• Work instruction
Only these lines are needed: the first line of the entries below through the line with "Grid over V/V₀", each returned exactly.

• Material shown
◆ ◆ ◆ ◆ ◆ ◆ ◆
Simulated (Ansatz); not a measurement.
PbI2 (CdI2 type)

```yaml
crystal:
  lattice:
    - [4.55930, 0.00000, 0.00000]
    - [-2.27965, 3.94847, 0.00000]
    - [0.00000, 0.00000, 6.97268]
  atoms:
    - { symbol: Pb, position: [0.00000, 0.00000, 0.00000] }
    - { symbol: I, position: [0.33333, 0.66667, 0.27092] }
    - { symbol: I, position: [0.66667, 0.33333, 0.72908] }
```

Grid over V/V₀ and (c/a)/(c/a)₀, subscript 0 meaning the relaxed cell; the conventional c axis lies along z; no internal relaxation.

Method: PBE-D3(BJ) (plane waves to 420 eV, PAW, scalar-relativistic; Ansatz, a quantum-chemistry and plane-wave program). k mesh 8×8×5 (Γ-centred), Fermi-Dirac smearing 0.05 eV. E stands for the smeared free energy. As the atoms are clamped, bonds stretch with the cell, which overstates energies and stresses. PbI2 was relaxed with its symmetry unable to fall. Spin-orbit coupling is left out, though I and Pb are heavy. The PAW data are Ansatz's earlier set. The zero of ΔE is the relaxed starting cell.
◆ ◆ ◆ ◆ ◆ ◆ ◆

• Task answer
Simulated (Ansatz); not a measurement.
PbI2 (CdI2 type)

```yaml
crystal:
  lattice:
    - [4.55930, 0.00000, 0.00000]
    - [-2.27965, 3.94847, 0.00000]
    - [0.00000, 0.00000, 6.97268]
  atoms:
    - { symbol: Pb, position: [0.00000, 0.00000, 0.00000] }
    - { symbol: I, position: [0.33333, 0.66667, 0.27092] }
    - { symbol: I, position: [0.66667, 0.33333, 0.72908] }
```

Grid over V/V₀ and (c/a)/(c/a)₀, subscript 0 meaning the relaxed cell; the conventional c axis lies along z; no internal relaxation.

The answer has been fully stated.